▶ **DATA**
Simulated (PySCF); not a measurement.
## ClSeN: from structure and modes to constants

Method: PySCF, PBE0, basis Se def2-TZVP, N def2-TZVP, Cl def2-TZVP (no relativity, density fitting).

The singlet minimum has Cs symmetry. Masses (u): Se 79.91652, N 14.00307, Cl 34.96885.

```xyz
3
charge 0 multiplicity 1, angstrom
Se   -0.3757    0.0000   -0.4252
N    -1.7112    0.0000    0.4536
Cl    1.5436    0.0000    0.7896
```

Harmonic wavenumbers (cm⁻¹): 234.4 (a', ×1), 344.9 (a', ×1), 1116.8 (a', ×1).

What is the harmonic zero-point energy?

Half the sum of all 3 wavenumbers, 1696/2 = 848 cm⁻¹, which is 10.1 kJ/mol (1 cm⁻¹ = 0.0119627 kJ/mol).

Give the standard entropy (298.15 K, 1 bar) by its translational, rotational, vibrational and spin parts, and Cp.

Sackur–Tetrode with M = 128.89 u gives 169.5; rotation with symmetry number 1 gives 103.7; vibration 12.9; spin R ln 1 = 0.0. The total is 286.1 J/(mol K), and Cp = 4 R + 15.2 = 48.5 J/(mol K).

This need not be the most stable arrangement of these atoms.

▶ **WORK INSTRUCTION**
Go back to the start of the listing above. Reproduce each line exactly, ending with the line that contains "Sackur–Tetrode with M".

▶ **RESULT**
Simulated (PySCF); not a measurement.
## ClSeN: from structure and modes to constants

Method: PySCF, PBE0, basis Se def2-TZVP, N def2-TZVP, Cl def2-TZVP (no relativity, density fitting).

The singlet minimum has Cs symmetry. Masses (u): Se 79.91652, N 14.00307, Cl 34.96885.

```xyz
3
charge 0 multiplicity 1, angstrom
Se   -0.3757    0.0000   -0.4252
N    -1.7112    0.0000    0.4536
Cl    1.5436    0.0000    0.7896
```

Harmonic wavenumbers (cm⁻¹): 234.4 (a', ×1), 344.9 (a', ×1), 1116.8 (a', ×1).

What is the harmonic zero-point energy?

Half the sum of all 3 wavenumbers, 1696/2 = 848 cm⁻¹, which is 10.1 kJ/mol (1 cm⁻¹ = 0.0119627 kJ/mol).

Give the standard entropy (298.15 K, 1 bar) by its translational, rotational, vibrational and spin parts, and Cp.

Sackur–Tetrode with M = 128.89 u gives 169.5; rotation with symmetry number 1 gives 103.7; vibration 12.9; spin R ln 1 = 0.0. The total is 286.1 J/(mol K), and Cp = 4 R + 15.2 = 48.5 J/(mol K).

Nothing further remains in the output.